◆ Action item ◆
Output exactly the lines that run from the top of the entries to the line holding "ΔSCF core binding", including both of those lines.

§

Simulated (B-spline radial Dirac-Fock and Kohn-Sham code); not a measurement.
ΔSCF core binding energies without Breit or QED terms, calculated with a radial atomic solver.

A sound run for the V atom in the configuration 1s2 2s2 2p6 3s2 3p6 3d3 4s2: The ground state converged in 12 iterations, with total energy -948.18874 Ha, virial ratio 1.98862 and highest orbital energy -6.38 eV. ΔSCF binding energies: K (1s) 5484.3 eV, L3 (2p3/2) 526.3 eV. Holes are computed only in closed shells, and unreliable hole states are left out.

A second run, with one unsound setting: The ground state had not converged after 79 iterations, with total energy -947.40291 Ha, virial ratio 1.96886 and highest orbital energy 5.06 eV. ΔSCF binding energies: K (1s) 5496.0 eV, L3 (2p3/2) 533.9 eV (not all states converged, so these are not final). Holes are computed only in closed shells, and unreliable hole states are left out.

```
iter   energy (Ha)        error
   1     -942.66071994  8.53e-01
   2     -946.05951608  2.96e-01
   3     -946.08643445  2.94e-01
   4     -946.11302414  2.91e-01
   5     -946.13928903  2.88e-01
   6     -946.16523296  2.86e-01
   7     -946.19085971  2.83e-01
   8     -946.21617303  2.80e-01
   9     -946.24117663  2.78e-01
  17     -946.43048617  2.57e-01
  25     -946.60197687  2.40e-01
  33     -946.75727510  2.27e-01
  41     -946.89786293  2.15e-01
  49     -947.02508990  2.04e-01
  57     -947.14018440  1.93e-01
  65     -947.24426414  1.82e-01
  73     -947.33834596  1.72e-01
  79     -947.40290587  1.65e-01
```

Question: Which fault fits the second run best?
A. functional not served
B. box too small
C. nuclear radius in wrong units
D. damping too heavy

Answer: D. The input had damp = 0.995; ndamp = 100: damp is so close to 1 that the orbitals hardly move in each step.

§

◆ Exercise result ◆
Simulated (B-spline radial Dirac-Fock and Kohn-Sham code); not a measurement.
ΔSCF core binding energies without Breit or QED terms, calculated with a radial atomic solver.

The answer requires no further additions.